━━ Data to examine ━━

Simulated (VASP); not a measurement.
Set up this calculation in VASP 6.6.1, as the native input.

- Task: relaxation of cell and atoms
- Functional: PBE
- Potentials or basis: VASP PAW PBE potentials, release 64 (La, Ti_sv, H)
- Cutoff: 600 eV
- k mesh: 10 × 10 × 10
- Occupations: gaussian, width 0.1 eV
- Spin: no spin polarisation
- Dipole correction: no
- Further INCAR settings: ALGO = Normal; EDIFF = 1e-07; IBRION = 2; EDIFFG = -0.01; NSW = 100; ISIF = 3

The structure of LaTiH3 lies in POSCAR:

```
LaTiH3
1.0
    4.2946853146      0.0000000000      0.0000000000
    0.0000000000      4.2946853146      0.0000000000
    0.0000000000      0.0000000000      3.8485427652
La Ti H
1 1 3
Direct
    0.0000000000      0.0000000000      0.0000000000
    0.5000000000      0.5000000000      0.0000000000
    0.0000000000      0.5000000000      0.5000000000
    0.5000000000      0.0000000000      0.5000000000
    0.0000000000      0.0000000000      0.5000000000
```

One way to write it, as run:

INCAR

━━━

## Work order
From the entries above, return exactly the line containing "- Dipole correction: no", the line containing "One way to write", and all lines between, and nothing else.

## Exercise solution
- Dipole correction: no
- Further INCAR settings: ALGO = Normal; EDIFF = 1e-07; IBRION = 2; EDIFFG = -0.01; NSW = 100; ISIF = 3

The structure of LaTiH3 lies in POSCAR:

```
LaTiH3
1.0
    4.2946853146      0.0000000000      0.0000000000
    0.0000000000      4.2946853146      0.0000000000
    0.0000000000      0.0000000000      3.8485427652
La Ti H
1 1 3
Direct
    0.0000000000      0.0000000000      0.0000000000
    0.5000000000      0.5000000000      0.0000000000
    0.0000000000      0.5000000000      0.5000000000
    0.5000000000      0.0000000000      0.5000000000
    0.0000000000      0.0000000000      0.5000000000
```

One way to write it, as run:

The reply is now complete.